**Assigned task**
Search the listing below for the line containing "Now apply this". From there through the line containing "- Volume per atom: 19.58 Å³ (base 19.36 Å³)", transcribe every line exactly, both ends included.

▬▬▬▬▬▬
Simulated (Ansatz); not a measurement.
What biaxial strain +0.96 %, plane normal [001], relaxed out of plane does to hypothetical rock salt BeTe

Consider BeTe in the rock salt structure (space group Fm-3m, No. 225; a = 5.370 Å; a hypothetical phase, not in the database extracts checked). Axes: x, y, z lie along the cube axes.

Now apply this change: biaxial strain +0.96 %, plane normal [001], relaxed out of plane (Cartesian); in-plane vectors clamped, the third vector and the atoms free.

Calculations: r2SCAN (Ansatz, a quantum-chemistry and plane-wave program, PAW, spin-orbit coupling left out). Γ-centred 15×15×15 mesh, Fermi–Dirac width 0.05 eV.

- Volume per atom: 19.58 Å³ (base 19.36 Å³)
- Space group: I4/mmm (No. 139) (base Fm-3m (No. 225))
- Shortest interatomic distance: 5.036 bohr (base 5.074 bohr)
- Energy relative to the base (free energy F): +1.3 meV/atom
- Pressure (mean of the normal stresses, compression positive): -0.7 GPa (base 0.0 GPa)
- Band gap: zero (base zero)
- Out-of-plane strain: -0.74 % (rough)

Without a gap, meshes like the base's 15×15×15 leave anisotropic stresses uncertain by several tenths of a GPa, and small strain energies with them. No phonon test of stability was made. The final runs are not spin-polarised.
▬▬▬▬▬▬

**Reply**
Now apply this change: biaxial strain +0.96 %, plane normal [001], relaxed out of plane (Cartesian); in-plane vectors clamped, the third vector and the atoms free.

Calculations: r2SCAN (Ansatz, a quantum-chemistry and plane-wave program, PAW, spin-orbit coupling left out). Γ-centred 15×15×15 mesh, Fermi–Dirac width 0.05 eV.

- Volume per atom: 19.58 Å³ (base 19.36 Å³)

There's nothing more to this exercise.